# Available data:
.....

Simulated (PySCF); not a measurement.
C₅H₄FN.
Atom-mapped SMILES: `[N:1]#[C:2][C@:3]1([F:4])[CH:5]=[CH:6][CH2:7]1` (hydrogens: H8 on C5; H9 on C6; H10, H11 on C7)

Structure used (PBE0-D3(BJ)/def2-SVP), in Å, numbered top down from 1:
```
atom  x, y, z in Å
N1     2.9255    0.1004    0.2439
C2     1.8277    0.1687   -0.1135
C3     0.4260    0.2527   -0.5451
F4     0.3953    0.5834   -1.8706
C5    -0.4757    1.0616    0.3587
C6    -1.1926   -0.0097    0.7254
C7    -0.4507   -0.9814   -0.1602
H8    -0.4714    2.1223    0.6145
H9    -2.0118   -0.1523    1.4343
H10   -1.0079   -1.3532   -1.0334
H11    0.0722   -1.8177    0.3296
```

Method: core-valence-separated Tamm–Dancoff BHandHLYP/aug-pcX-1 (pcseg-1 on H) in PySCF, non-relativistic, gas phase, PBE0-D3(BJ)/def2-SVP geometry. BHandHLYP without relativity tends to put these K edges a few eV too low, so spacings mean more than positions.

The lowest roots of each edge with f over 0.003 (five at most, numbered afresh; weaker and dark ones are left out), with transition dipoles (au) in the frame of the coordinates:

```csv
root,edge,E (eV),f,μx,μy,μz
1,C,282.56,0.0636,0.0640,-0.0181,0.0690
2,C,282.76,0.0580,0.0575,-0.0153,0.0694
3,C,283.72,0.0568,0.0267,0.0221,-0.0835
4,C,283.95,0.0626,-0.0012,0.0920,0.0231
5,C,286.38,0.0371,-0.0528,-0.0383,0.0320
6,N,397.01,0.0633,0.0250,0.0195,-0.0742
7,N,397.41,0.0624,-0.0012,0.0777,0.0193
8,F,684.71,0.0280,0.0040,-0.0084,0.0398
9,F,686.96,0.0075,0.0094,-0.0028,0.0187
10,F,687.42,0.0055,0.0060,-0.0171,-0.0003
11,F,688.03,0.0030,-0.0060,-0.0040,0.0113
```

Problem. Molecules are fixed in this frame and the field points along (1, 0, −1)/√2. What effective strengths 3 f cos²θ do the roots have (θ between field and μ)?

.....

Give back the records word for word. Start at the first line, end at the line containing "Method: core-valence-separated Tamm–Dancoff", and include both.

# Solution:
Simulated (PySCF); not a measurement.
C₅H₄FN.
Atom-mapped SMILES: `[N:1]#[C:2][C@:3]1([F:4])[CH:5]=[CH:6][CH2:7]1` (hydrogens: H8 on C5; H9 on C6; H10, H11 on C7)

Structure used (PBE0-D3(BJ)/def2-SVP), in Å, numbered top down from 1:
```
atom  x, y, z in Å
N1     2.9255    0.1004    0.2439
C2     1.8277    0.1687   -0.1135
C3     0.4260    0.2527   -0.5451
F4     0.3953    0.5834   -1.8706
C5    -0.4757    1.0616    0.3587
C6    -1.1926   -0.0097    0.7254
C7    -0.4507   -0.9814   -0.1602
H8    -0.4714    2.1223    0.6145
H9    -2.0118   -0.1523    1.4343
H10   -1.0079   -1.3532   -1.0334
H11    0.0722   -1.8177    0.3296
```

Method: core-valence-separated Tamm–Dancoff BHandHLYP/aug-pcX-1 (pcseg-1 on H) in PySCF, non-relativistic, gas phase, PBE0-D3(BJ)/def2-SVP geometry. BHandHLYP without relativity tends to put these K edges a few eV too low, so spacings mean more than positions.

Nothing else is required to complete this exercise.